──────── Data supplied ────────
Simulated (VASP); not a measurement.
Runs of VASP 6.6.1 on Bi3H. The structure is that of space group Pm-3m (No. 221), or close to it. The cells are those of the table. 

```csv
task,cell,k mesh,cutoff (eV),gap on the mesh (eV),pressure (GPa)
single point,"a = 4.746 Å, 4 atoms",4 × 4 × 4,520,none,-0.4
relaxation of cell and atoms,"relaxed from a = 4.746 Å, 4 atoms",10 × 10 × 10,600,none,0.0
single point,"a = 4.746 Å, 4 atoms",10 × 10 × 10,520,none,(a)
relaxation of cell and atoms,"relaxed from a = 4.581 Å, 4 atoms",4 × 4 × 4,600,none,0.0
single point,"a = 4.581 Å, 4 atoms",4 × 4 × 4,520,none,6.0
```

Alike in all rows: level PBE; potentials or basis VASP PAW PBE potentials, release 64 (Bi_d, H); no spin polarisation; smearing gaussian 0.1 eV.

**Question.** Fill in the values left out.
────────

**Work task**. The lines above from the one containing "Runs of VASP" through the one containing "Alike in all" are to be set down exactly, and no others.

**Answer box**.
Runs of VASP 6.6.1 on Bi3H. The structure is that of space group Pm-3m (No. 221), or close to it. The cells are those of the table. 

```csv
task,cell,k mesh,cutoff (eV),gap on the mesh (eV),pressure (GPa)
single point,"a = 4.746 Å, 4 atoms",4 × 4 × 4,520,none,-0.4
relaxation of cell and atoms,"relaxed from a = 4.746 Å, 4 atoms",10 × 10 × 10,600,none,0.0
single point,"a = 4.746 Å, 4 atoms",10 × 10 × 10,520,none,(a)
relaxation of cell and atoms,"relaxed from a = 4.581 Å, 4 atoms",4 × 4 × 4,600,none,0.0
single point,"a = 4.581 Å, 4 atoms",4 × 4 × 4,520,none,6.0
```

Alike in all rows: level PBE; potentials or basis VASP PAW PBE potentials, release 64 (Bi_d, H); no spin polarisation; smearing gaussian 0.1 eV.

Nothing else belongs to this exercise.